### WORK INSTRUCTION
Exactly the lines below from the one with "64 (Hg, Pt)." up to and including the one with "Problem. Estimate the wall time of this run." make up the answer, with nothing else added.

§

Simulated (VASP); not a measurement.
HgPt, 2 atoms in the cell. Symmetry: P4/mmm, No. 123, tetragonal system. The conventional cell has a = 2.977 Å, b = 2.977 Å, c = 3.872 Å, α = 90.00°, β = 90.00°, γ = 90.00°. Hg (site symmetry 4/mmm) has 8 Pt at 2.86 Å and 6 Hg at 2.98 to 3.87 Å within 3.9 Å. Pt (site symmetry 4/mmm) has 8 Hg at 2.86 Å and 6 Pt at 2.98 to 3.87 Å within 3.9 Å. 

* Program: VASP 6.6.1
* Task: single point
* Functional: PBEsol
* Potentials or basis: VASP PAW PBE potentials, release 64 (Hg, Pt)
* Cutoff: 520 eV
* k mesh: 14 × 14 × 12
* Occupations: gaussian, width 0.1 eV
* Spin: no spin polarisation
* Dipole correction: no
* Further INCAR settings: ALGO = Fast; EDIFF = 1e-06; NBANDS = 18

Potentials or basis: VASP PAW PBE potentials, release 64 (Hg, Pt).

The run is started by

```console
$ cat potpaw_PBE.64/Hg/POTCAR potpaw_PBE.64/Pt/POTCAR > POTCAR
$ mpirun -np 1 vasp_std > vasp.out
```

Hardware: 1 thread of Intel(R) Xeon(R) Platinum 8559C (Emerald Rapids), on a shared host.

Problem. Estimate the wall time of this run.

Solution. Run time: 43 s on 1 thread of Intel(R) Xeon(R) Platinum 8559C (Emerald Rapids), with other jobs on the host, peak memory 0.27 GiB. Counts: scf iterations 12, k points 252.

§

### TASK SOLUTION
Potentials or basis: VASP PAW PBE potentials, release 64 (Hg, Pt).

The run is started by

```console
$ cat potpaw_PBE.64/Hg/POTCAR potpaw_PBE.64/Pt/POTCAR > POTCAR
$ mpirun -np 1 vasp_std > vasp.out
```

Hardware: 1 thread of Intel(R) Xeon(R) Platinum 8559C (Emerald Rapids), on a shared host.

Problem. Estimate the wall time of this run.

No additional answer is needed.